(Beginning of Data for analysis)

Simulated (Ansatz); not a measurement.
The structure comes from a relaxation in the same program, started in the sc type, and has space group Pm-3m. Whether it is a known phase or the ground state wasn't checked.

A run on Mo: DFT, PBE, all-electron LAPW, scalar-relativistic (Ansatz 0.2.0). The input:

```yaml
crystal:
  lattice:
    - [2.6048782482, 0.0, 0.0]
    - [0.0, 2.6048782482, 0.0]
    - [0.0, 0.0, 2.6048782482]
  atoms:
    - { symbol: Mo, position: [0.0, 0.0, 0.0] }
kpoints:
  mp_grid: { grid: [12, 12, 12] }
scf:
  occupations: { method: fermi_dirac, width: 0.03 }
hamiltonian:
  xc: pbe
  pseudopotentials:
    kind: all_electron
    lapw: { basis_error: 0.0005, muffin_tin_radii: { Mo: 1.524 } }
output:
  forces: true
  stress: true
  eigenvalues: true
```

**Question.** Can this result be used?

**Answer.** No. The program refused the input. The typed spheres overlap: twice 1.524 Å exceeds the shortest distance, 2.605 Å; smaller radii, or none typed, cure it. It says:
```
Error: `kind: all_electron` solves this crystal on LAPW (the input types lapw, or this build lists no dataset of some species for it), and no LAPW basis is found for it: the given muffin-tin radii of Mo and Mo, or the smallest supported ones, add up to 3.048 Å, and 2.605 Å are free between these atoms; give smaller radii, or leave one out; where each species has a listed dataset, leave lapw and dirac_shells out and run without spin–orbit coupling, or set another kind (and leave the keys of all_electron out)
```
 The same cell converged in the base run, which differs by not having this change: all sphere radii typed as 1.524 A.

(End of Data for analysis)

Activity » Take the listing from its first line to the line containing "result be used?". Reproduce those lines exactly and nothing else.

Exercise result »
Simulated (Ansatz); not a measurement.
The structure comes from a relaxation in the same program, started in the sc type, and has space group Pm-3m. Whether it is a known phase or the ground state wasn't checked.

A run on Mo: DFT, PBE, all-electron LAPW, scalar-relativistic (Ansatz 0.2.0). The input:

```yaml
crystal:
  lattice:
    - [2.6048782482, 0.0, 0.0]
    - [0.0, 2.6048782482, 0.0]
    - [0.0, 0.0, 2.6048782482]
  atoms:
    - { symbol: Mo, position: [0.0, 0.0, 0.0] }
kpoints:
  mp_grid: { grid: [12, 12, 12] }
scf:
  occupations: { method: fermi_dirac, width: 0.03 }
hamiltonian:
  xc: pbe
  pseudopotentials:
    kind: all_electron
    lapw: { basis_error: 0.0005, muffin_tin_radii: { Mo: 1.524 } }
output:
  forces: true
  stress: true
  eigenvalues: true
```

**Question.** Can this result be used?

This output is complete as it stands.